______________________________

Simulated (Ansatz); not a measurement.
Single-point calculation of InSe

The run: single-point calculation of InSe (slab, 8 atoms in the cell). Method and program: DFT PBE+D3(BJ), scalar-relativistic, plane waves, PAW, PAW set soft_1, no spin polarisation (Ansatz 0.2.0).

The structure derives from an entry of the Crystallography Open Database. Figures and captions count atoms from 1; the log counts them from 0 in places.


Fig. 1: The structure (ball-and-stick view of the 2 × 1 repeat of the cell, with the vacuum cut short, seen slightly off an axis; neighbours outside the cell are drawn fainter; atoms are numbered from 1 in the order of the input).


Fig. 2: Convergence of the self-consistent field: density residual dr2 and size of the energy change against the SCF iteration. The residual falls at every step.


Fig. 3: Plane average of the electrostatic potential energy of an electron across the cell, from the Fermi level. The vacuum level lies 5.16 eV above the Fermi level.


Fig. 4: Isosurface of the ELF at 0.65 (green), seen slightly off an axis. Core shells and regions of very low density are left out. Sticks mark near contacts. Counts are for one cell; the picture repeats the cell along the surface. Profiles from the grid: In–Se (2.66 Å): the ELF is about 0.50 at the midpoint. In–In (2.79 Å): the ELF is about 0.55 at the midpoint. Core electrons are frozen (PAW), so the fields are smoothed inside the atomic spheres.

______________________________

▸ **Brief**
Write out a word-for-word copy of every entry above.

▸ **Your response**
Simulated (Ansatz); not a measurement.
Single-point calculation of InSe

The run: single-point calculation of InSe (slab, 8 atoms in the cell). Method and program: DFT PBE+D3(BJ), scalar-relativistic, plane waves, PAW, PAW set soft_1, no spin polarisation (Ansatz 0.2.0).

The structure derives from an entry of the Crystallography Open Database. Figures and captions count atoms from 1; the log counts them from 0 in places.


Fig. 1: The structure (ball-and-stick view of the 2 × 1 repeat of the cell, with the vacuum cut short, seen slightly off an axis; neighbours outside the cell are drawn fainter; atoms are numbered from 1 in the order of the input).


Fig. 2: Convergence of the self-consistent field: density residual dr2 and size of the energy change against the SCF iteration. The residual falls at every step.


Fig. 3: Plane average of the electrostatic potential energy of an electron across the cell, from the Fermi level. The vacuum level lies 5.16 eV above the Fermi level.


Fig. 4: Isosurface of the ELF at 0.65 (green), seen slightly off an axis. Core shells and regions of very low density are left out. Sticks mark near contacts. Counts are for one cell; the picture repeats the cell along the surface. Profiles from the grid: In–Se (2.66 Å): the ELF is about 0.50 at the midpoint. In–In (2.79 Å): the ELF is about 0.55 at the midpoint. Core electrons are frozen (PAW), so the fields are smoothed inside the atomic spheres.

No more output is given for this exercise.